Brief: Could you print all of the data below again, exactly?

- - - -
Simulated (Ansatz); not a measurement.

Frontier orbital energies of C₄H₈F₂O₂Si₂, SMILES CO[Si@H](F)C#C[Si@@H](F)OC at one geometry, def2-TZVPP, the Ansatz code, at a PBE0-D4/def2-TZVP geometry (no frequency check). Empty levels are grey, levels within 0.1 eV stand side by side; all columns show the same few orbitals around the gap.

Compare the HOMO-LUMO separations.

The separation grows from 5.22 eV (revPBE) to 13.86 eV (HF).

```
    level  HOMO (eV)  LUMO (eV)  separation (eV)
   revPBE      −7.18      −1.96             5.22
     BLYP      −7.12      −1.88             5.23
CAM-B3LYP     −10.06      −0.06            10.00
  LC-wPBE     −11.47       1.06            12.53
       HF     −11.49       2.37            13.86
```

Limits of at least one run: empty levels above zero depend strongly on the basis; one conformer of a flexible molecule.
- - - -

Task solution:
Simulated (Ansatz); not a measurement.

Frontier orbital energies of C₄H₈F₂O₂Si₂, SMILES CO[Si@H](F)C#C[Si@@H](F)OC at one geometry, def2-TZVPP, the Ansatz code, at a PBE0-D4/def2-TZVP geometry (no frequency check). Empty levels are grey, levels within 0.1 eV stand side by side; all columns show the same few orbitals around the gap.

Compare the HOMO-LUMO separations.

The separation grows from 5.22 eV (revPBE) to 13.86 eV (HF).

```
    level  HOMO (eV)  LUMO (eV)  separation (eV)
   revPBE      −7.18      −1.96             5.22
     BLYP      −7.12      −1.88             5.23
CAM-B3LYP     −10.06      −0.06            10.00
  LC-wPBE     −11.47       1.06            12.53
       HF     −11.49       2.37            13.86
```

Limits of at least one run: empty levels above zero depend strongly on the basis; one conformer of a flexible molecule.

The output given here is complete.